Activity:
Here is the task for the records below: repeat exactly the lines from the one with "0.277 | 0.055 |" to the one with "Se4, by (0.23, 0.23, 0.00), 0.32 Å in all.", both included, and nothing else.

Records supplied:
---------------

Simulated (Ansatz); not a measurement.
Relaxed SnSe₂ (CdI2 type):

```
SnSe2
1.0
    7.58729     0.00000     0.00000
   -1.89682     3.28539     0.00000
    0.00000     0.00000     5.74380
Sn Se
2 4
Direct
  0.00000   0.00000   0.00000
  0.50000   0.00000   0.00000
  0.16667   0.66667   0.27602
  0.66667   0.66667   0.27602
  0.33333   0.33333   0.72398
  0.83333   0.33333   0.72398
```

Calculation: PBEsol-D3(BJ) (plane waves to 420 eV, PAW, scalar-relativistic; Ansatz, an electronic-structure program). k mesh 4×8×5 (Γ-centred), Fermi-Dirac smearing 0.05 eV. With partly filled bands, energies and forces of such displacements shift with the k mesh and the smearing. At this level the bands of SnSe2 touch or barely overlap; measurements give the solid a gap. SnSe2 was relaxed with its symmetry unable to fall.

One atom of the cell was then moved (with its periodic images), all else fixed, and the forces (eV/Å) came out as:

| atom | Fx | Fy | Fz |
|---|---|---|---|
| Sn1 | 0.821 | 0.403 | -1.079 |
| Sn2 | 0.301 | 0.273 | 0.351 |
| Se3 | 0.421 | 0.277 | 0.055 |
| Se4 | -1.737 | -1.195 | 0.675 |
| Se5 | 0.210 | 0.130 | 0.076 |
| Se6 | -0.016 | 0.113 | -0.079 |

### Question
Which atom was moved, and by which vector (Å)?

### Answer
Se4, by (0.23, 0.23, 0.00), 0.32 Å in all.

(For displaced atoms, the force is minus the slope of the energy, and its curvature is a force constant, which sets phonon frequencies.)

---------------

Exercise result:
| Se3 | 0.421 | 0.277 | 0.055 |
| Se4 | -1.737 | -1.195 | 0.675 |
| Se5 | 0.210 | 0.130 | 0.076 |
| Se6 | -0.016 | 0.113 | -0.079 |

### Question
Which atom was moved, and by which vector (Å)?

### Answer
Se4, by (0.23, 0.23, 0.00), 0.32 Å in all.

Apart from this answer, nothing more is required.